[EXCERPTED RECORDS]:
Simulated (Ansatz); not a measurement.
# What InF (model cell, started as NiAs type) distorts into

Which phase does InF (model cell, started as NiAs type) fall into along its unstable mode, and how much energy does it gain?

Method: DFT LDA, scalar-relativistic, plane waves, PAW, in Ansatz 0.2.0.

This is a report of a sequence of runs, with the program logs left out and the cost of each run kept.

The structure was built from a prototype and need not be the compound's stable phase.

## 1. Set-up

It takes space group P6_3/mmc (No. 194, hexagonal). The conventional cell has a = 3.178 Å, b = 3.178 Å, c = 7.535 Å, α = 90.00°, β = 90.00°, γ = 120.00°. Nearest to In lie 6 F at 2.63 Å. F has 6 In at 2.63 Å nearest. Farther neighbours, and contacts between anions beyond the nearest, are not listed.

[REQUIREMENT]: In full and word for word, restate the data.

[EXERCISE ANSWER]:
Simulated (Ansatz); not a measurement.
# What InF (model cell, started as NiAs type) distorts into

Which phase does InF (model cell, started as NiAs type) fall into along its unstable mode, and how much energy does it gain?

Method: DFT LDA, scalar-relativistic, plane waves, PAW, in Ansatz 0.2.0.

This is a report of a sequence of runs, with the program logs left out and the cost of each run kept.

The structure was built from a prototype and need not be the compound's stable phase.

## 1. Set-up

It takes space group P6_3/mmc (No. 194, hexagonal). The conventional cell has a = 3.178 Å, b = 3.178 Å, c = 7.535 Å, α = 90.00°, β = 90.00°, γ = 120.00°. Nearest to In lie 6 F at 2.63 Å. F has 6 In at 2.63 Å nearest. Farther neighbours, and contacts between anions beyond the nearest, are not listed.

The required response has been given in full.